SOURCE INFORMATION:
-*-*-
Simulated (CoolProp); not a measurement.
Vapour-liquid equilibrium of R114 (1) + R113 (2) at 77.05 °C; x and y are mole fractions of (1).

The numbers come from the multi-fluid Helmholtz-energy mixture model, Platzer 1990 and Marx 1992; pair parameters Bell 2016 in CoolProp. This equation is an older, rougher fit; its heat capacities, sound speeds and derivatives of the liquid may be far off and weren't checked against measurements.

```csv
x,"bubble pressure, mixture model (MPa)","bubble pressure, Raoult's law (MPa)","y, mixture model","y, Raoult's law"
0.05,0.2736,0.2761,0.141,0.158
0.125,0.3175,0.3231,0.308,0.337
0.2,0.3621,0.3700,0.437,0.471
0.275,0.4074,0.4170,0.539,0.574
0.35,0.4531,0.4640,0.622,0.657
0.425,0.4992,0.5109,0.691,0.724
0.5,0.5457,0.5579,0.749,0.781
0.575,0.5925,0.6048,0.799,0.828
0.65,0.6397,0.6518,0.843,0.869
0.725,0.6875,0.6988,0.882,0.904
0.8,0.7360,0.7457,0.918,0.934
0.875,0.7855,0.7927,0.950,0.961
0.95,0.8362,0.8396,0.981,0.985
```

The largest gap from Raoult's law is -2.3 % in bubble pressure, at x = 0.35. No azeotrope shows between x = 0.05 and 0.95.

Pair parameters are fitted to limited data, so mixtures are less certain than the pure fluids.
-*-*-

REQUIRED ACTION:
From the records above, transcribe exactly the run of lines that opens with the line holding "Vapour-liquid equilibrium of" and closes with the line holding "The largest gap", both included.

TASK ANSWER:
Vapour-liquid equilibrium of R114 (1) + R113 (2) at 77.05 °C; x and y are mole fractions of (1).

The numbers come from the multi-fluid Helmholtz-energy mixture model, Platzer 1990 and Marx 1992; pair parameters Bell 2016 in CoolProp. This equation is an older, rougher fit; its heat capacities, sound speeds and derivatives of the liquid may be far off and weren't checked against measurements.

```csv
x,"bubble pressure, mixture model (MPa)","bubble pressure, Raoult's law (MPa)","y, mixture model","y, Raoult's law"
0.05,0.2736,0.2761,0.141,0.158
0.125,0.3175,0.3231,0.308,0.337
0.2,0.3621,0.3700,0.437,0.471
0.275,0.4074,0.4170,0.539,0.574
0.35,0.4531,0.4640,0.622,0.657
0.425,0.4992,0.5109,0.691,0.724
0.5,0.5457,0.5579,0.749,0.781
0.575,0.5925,0.6048,0.799,0.828
0.65,0.6397,0.6518,0.843,0.869
0.725,0.6875,0.6988,0.882,0.904
0.8,0.7360,0.7457,0.918,0.934
0.875,0.7855,0.7927,0.950,0.961
0.95,0.8362,0.8396,0.981,0.985
```

The largest gap from Raoult's law is -2.3 % in bubble pressure, at x = 0.35. No azeotrope shows between x = 0.05 and 0.95.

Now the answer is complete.